.....
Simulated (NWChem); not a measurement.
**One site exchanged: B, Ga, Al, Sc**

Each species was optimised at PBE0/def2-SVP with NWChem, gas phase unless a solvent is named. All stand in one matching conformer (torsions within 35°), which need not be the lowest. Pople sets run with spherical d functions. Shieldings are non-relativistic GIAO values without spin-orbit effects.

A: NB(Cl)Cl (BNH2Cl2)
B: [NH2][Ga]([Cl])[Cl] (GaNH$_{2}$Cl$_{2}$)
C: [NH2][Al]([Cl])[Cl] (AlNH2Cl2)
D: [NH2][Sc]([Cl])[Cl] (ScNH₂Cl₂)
.....

### [WORK INSTRUCTION]
Using the data above, print exactly the lines from the line that contains "Ga, Al, Sc**" through the line that contains "C: [NH2][Al]([Cl])[Cl] (AlNH2Cl2)", with both included.

### [TASK RESPONSE]
**One site exchanged: B, Ga, Al, Sc**

Each species was optimised at PBE0/def2-SVP with NWChem, gas phase unless a solvent is named. All stand in one matching conformer (torsions within 35°), which need not be the lowest. Pople sets run with spherical d functions. Shieldings are non-relativistic GIAO values without spin-orbit effects.

A: NB(Cl)Cl (BNH2Cl2)
B: [NH2][Ga]([Cl])[Cl] (GaNH$_{2}$Cl$_{2}$)
C: [NH2][Al]([Cl])[Cl] (AlNH2Cl2)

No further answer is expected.